**Brief:** From top to bottom, return the records that follow exactly.

━━━ Provided material

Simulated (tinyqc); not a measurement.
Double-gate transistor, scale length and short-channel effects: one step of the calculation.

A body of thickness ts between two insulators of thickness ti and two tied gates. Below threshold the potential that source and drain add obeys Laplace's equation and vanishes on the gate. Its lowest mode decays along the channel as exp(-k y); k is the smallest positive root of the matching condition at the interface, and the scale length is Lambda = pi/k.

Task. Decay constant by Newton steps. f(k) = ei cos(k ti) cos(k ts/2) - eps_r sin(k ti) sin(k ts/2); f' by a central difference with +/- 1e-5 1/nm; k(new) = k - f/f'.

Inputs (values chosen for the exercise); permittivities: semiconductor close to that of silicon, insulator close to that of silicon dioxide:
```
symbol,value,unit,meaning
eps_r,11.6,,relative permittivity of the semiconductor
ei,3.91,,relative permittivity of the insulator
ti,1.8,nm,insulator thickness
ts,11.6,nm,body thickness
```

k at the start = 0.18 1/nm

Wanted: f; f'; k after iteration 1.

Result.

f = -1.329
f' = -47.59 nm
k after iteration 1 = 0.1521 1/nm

━━━━━━

**Response box:**
Simulated (tinyqc); not a measurement.
Double-gate transistor, scale length and short-channel effects: one step of the calculation.

A body of thickness ts between two insulators of thickness ti and two tied gates. Below threshold the potential that source and drain add obeys Laplace's equation and vanishes on the gate. Its lowest mode decays along the channel as exp(-k y); k is the smallest positive root of the matching condition at the interface, and the scale length is Lambda = pi/k.

Task. Decay constant by Newton steps. f(k) = ei cos(k ti) cos(k ts/2) - eps_r sin(k ti) sin(k ts/2); f' by a central difference with +/- 1e-5 1/nm; k(new) = k - f/f'.

Inputs (values chosen for the exercise); permittivities: semiconductor close to that of silicon, insulator close to that of silicon dioxide:
```
symbol,value,unit,meaning
eps_r,11.6,,relative permittivity of the semiconductor
ei,3.91,,relative permittivity of the insulator
ti,1.8,nm,insulator thickness
ts,11.6,nm,body thickness
```

k at the start = 0.18 1/nm

Wanted: f; f'; k after iteration 1.

Result.

f = -1.329
f' = -47.59 nm
k after iteration 1 = 0.1521 1/nm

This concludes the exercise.